Work request
Reproduce every record below exactly as it appears.

BEGIN
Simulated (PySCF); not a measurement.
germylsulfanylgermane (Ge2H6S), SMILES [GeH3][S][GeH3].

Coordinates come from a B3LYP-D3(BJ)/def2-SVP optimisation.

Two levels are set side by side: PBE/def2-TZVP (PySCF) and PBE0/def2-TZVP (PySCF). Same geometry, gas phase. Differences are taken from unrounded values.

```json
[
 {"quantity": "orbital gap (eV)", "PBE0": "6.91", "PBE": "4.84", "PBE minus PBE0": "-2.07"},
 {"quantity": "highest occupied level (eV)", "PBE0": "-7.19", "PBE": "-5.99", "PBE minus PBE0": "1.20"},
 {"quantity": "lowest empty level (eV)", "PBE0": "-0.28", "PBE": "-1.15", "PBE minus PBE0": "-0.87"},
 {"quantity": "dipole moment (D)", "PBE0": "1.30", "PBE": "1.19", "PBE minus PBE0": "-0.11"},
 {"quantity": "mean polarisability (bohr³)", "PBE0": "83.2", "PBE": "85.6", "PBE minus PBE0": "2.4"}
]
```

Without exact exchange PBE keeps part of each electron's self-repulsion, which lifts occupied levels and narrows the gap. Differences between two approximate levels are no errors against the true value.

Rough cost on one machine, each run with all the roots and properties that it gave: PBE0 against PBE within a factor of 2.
END

Result
Simulated (PySCF); not a measurement.
germylsulfanylgermane (Ge2H6S), SMILES [GeH3][S][GeH3].

Coordinates come from a B3LYP-D3(BJ)/def2-SVP optimisation.

Two levels are set side by side: PBE/def2-TZVP (PySCF) and PBE0/def2-TZVP (PySCF). Same geometry, gas phase. Differences are taken from unrounded values.

```json
[
 {"quantity": "orbital gap (eV)", "PBE0": "6.91", "PBE": "4.84", "PBE minus PBE0": "-2.07"},
 {"quantity": "highest occupied level (eV)", "PBE0": "-7.19", "PBE": "-5.99", "PBE minus PBE0": "1.20"},
 {"quantity": "lowest empty level (eV)", "PBE0": "-0.28", "PBE": "-1.15", "PBE minus PBE0": "-0.87"},
 {"quantity": "dipole moment (D)", "PBE0": "1.30", "PBE": "1.19", "PBE minus PBE0": "-0.11"},
 {"quantity": "mean polarisability (bohr³)", "PBE0": "83.2", "PBE": "85.6", "PBE minus PBE0": "2.4"}
]
```

Without exact exchange PBE keeps part of each electron's self-repulsion, which lifts occupied levels and narrows the gap. Differences between two approximate levels are no errors against the true value.

Rough cost on one machine, each run with all the roots and properties that it gave: PBE0 against PBE within a factor of 2.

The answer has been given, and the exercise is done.